*Work task*: Would you please copy the part of the material below that opens with the line containing "Silicon: up to" and closes with the line containing "### Describe the change and its energy."? Copy it exactly, and only it.

*Dataset entries*:
_ _ _ _ _ _ _

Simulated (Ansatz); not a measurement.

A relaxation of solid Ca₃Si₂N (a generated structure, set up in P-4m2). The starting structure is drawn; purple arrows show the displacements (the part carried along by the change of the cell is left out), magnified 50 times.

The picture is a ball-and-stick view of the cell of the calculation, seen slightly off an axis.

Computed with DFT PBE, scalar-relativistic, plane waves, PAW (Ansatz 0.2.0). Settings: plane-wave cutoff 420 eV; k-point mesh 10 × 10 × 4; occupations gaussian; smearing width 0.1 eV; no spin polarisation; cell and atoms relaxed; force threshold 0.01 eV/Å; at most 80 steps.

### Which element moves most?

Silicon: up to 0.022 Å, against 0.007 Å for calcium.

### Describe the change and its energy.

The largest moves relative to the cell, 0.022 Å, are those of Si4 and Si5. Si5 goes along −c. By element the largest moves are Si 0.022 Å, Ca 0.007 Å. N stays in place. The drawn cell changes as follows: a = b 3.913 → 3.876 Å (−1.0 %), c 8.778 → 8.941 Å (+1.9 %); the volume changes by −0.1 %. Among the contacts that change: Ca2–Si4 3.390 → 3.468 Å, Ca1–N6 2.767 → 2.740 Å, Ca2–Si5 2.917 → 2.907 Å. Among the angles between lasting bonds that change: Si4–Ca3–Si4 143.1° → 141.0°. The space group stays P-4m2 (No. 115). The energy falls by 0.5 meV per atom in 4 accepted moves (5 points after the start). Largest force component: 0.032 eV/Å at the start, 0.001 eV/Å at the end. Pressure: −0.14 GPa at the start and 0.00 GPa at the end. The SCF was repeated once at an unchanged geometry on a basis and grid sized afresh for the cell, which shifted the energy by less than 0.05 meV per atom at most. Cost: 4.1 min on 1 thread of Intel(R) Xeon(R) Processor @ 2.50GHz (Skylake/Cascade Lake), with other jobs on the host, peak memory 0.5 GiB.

_ _ _ _ _ _ _

*Response box*:
Silicon: up to 0.022 Å, against 0.007 Å for calcium.

### Describe the change and its energy.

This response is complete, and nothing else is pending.